* [Dataset]
####################
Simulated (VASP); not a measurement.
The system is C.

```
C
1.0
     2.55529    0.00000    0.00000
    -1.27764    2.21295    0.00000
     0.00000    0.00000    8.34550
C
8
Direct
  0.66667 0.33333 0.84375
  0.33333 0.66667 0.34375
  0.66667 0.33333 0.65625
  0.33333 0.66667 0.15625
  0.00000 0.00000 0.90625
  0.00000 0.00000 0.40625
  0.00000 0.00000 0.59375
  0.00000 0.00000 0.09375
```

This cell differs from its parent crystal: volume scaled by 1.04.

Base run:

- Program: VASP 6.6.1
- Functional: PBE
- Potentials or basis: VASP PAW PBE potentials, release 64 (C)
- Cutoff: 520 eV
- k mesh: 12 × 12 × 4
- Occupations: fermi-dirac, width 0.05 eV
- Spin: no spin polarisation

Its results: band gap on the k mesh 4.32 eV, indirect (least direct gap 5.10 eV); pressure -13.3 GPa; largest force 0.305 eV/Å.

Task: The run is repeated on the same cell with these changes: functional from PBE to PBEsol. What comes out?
####################

Write out every entry again, exactly as it appears.

* [Task response]
Simulated (VASP); not a measurement.
The system is C.

```
C
1.0
     2.55529    0.00000    0.00000
    -1.27764    2.21295    0.00000
     0.00000    0.00000    8.34550
C
8
Direct
  0.66667 0.33333 0.84375
  0.33333 0.66667 0.34375
  0.66667 0.33333 0.65625
  0.33333 0.66667 0.15625
  0.00000 0.00000 0.90625
  0.00000 0.00000 0.40625
  0.00000 0.00000 0.59375
  0.00000 0.00000 0.09375
```

This cell differs from its parent crystal: volume scaled by 1.04.

Base run:

- Program: VASP 6.6.1
- Functional: PBE
- Potentials or basis: VASP PAW PBE potentials, release 64 (C)
- Cutoff: 520 eV
- k mesh: 12 × 12 × 4
- Occupations: fermi-dirac, width 0.05 eV
- Spin: no spin polarisation

Its results: band gap on the k mesh 4.32 eV, indirect (least direct gap 5.10 eV); pressure -13.3 GPa; largest force 0.305 eV/Å.

Task: The run is repeated on the same cell with these changes: functional from PBE to PBEsol. What comes out?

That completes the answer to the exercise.